*Data for review*:
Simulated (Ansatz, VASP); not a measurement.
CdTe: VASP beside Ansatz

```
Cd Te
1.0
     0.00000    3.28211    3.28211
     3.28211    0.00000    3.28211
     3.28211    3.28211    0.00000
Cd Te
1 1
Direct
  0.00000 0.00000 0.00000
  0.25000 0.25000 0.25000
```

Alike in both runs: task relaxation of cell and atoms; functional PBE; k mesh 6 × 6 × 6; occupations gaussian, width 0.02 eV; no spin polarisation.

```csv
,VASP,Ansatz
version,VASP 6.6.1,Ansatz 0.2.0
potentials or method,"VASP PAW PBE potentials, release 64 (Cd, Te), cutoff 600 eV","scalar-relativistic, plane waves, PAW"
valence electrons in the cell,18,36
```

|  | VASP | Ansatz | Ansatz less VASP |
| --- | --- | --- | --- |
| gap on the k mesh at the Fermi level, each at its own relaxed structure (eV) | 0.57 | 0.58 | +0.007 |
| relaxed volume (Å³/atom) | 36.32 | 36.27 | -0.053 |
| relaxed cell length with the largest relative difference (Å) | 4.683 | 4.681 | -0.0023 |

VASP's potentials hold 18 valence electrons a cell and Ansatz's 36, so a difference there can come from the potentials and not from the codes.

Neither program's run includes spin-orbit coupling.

*Exercise*: Return only the lines above that run from the opening line through the line containing "36.27 | -0.053 |", exactly as written.

*Task response*:
Simulated (Ansatz, VASP); not a measurement.
CdTe: VASP beside Ansatz

```
Cd Te
1.0
     0.00000    3.28211    3.28211
     3.28211    0.00000    3.28211
     3.28211    3.28211    0.00000
Cd Te
1 1
Direct
  0.00000 0.00000 0.00000
  0.25000 0.25000 0.25000
```

Alike in both runs: task relaxation of cell and atoms; functional PBE; k mesh 6 × 6 × 6; occupations gaussian, width 0.02 eV; no spin polarisation.

```csv
,VASP,Ansatz
version,VASP 6.6.1,Ansatz 0.2.0
potentials or method,"VASP PAW PBE potentials, release 64 (Cd, Te), cutoff 600 eV","scalar-relativistic, plane waves, PAW"
valence electrons in the cell,18,36
```

|  | VASP | Ansatz | Ansatz less VASP |
| --- | --- | --- | --- |
| gap on the k mesh at the Fermi level, each at its own relaxed structure (eV) | 0.57 | 0.58 | +0.007 |
| relaxed volume (Å³/atom) | 36.32 | 36.27 | -0.053 |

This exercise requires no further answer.